**WORK ITEM**
Reproduce every line of the listing exactly.

**AVAILABLE DATA**
=== Section Start ===

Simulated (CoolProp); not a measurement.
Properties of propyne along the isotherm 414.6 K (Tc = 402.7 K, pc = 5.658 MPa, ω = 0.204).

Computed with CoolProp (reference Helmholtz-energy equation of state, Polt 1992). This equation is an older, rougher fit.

=== Section End ===

**ANSWER AREA**
Simulated (CoolProp); not a measurement.
Properties of propyne along the isotherm 414.6 K (Tc = 402.7 K, pc = 5.658 MPa, ω = 0.204).

Computed with CoolProp (reference Helmholtz-energy equation of state, Polt 1992). This equation is an older, rougher fit.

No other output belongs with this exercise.